:: Source data

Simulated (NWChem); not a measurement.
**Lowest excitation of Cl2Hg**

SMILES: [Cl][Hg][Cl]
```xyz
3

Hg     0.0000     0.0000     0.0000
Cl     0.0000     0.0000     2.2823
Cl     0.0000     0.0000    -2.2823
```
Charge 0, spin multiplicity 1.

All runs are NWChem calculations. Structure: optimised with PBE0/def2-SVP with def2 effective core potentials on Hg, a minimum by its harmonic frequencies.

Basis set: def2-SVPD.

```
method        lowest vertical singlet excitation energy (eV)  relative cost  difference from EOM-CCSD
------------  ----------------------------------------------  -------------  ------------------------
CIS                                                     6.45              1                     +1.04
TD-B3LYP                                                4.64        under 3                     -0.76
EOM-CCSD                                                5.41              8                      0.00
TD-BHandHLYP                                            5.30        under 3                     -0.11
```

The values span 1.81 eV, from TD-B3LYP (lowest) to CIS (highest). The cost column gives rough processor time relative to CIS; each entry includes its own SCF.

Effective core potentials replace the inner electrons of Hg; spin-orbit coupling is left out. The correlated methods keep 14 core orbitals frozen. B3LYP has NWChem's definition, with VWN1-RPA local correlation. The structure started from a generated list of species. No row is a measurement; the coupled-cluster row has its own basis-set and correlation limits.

::::

▶ [Work request]
Print the lines above from the one with "excitation of Cl2Hg**" through the one with "The values span", both included, exactly as written and nothing more.

▶ [Exercise output]
**Lowest excitation of Cl2Hg**

SMILES: [Cl][Hg][Cl]
```xyz
3

Hg     0.0000     0.0000     0.0000
Cl     0.0000     0.0000     2.2823
Cl     0.0000     0.0000    -2.2823
```
Charge 0, spin multiplicity 1.

All runs are NWChem calculations. Structure: optimised with PBE0/def2-SVP with def2 effective core potentials on Hg, a minimum by its harmonic frequencies.

Basis set: def2-SVPD.

```
method        lowest vertical singlet excitation energy (eV)  relative cost  difference from EOM-CCSD
------------  ----------------------------------------------  -------------  ------------------------
CIS                                                     6.45              1                     +1.04
TD-B3LYP                                                4.64        under 3                     -0.76
EOM-CCSD                                                5.41              8                      0.00
TD-BHandHLYP                                            5.30        under 3                     -0.11
```

The values span 1.81 eV, from TD-B3LYP (lowest) to CIS (highest). The cost column gives rough processor time relative to CIS; each entry includes its own SCF.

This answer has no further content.